WORK REQUEST: Each line from the opening of the listing below through the line that contains "how much memory?" is to be output exactly as written.

DATA PROVIDED:
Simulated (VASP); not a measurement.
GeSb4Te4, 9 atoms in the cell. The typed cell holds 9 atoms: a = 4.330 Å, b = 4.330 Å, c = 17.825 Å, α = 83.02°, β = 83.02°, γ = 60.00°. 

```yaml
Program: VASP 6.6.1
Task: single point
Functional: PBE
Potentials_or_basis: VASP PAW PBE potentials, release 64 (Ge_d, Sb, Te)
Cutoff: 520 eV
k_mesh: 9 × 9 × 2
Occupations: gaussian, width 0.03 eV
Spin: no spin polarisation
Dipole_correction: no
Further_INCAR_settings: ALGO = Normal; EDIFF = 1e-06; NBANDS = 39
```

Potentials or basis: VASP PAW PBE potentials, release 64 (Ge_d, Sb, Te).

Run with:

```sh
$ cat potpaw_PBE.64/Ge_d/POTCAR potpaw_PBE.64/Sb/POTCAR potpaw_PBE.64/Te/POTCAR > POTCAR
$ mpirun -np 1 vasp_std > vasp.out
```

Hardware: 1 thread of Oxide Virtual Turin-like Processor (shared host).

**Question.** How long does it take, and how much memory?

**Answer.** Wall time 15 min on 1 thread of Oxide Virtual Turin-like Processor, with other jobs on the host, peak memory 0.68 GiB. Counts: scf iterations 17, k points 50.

TASK SOLUTION:
Simulated (VASP); not a measurement.
GeSb4Te4, 9 atoms in the cell. The typed cell holds 9 atoms: a = 4.330 Å, b = 4.330 Å, c = 17.825 Å, α = 83.02°, β = 83.02°, γ = 60.00°. 

```yaml
Program: VASP 6.6.1
Task: single point
Functional: PBE
Potentials_or_basis: VASP PAW PBE potentials, release 64 (Ge_d, Sb, Te)
Cutoff: 520 eV
k_mesh: 9 × 9 × 2
Occupations: gaussian, width 0.03 eV
Spin: no spin polarisation
Dipole_correction: no
Further_INCAR_settings: ALGO = Normal; EDIFF = 1e-06; NBANDS = 39
```

Potentials or basis: VASP PAW PBE potentials, release 64 (Ge_d, Sb, Te).

Run with:

```sh
$ cat potpaw_PBE.64/Ge_d/POTCAR potpaw_PBE.64/Sb/POTCAR potpaw_PBE.64/Te/POTCAR > POTCAR
$ mpirun -np 1 vasp_std > vasp.out
```

Hardware: 1 thread of Oxide Virtual Turin-like Processor (shared host).

**Question.** How long does it take, and how much memory?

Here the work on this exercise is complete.